━━ Dataset entries

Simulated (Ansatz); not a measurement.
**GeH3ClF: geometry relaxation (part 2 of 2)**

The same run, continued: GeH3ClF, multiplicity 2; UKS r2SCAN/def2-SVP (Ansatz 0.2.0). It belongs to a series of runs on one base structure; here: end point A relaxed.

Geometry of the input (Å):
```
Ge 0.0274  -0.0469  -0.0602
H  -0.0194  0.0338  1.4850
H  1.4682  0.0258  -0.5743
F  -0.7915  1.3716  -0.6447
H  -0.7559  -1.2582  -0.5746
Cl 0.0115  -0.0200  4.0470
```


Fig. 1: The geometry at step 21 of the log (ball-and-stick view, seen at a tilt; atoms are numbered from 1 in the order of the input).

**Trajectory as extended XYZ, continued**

━━━━

Requirement: Stop after the line containing "Fig. 1: The": print exactly the lines from the start of the entries above up to it, that line included.

Solution:
Simulated (Ansatz); not a measurement.
**GeH3ClF: geometry relaxation (part 2 of 2)**

The same run, continued: GeH3ClF, multiplicity 2; UKS r2SCAN/def2-SVP (Ansatz 0.2.0). It belongs to a series of runs on one base structure; here: end point A relaxed.

Geometry of the input (Å):
```
Ge 0.0274  -0.0469  -0.0602
H  -0.0194  0.0338  1.4850
H  1.4682  0.0258  -0.5743
F  -0.7915  1.3716  -0.6447
H  -0.7559  -1.2582  -0.5746
Cl 0.0115  -0.0200  4.0470
```


Fig. 1: The geometry at step 21 of the log (ball-and-stick view, seen at a tilt; atoms are numbered from 1 in the order of the input).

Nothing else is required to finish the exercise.